- Data to examine:
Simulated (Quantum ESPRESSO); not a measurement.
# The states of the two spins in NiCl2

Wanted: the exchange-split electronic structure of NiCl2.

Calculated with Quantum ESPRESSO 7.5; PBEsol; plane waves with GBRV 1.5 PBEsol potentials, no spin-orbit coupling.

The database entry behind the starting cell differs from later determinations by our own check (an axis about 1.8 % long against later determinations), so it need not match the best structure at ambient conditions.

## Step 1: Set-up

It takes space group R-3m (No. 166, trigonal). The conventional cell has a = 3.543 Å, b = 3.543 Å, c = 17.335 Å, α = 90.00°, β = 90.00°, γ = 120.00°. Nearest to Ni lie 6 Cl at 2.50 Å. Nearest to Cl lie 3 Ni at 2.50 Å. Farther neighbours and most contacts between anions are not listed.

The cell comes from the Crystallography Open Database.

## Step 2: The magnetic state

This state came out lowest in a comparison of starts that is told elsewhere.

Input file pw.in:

- Assigned task:
Please copy each line above exactly as written.

- Exercise solution:
Simulated (Quantum ESPRESSO); not a measurement.
# The states of the two spins in NiCl2

Wanted: the exchange-split electronic structure of NiCl2.

Calculated with Quantum ESPRESSO 7.5; PBEsol; plane waves with GBRV 1.5 PBEsol potentials, no spin-orbit coupling.

The database entry behind the starting cell differs from later determinations by our own check (an axis about 1.8 % long against later determinations), so it need not match the best structure at ambient conditions.

## Step 1: Set-up

It takes space group R-3m (No. 166, trigonal). The conventional cell has a = 3.543 Å, b = 3.543 Å, c = 17.335 Å, α = 90.00°, β = 90.00°, γ = 120.00°. Nearest to Ni lie 6 Cl at 2.50 Å. Nearest to Cl lie 3 Ni at 2.50 Å. Farther neighbours and most contacts between anions are not listed.

The cell comes from the Crystallography Open Database.

## Step 2: The magnetic state

This state came out lowest in a comparison of starts that is told elsewhere.

Input file pw.in:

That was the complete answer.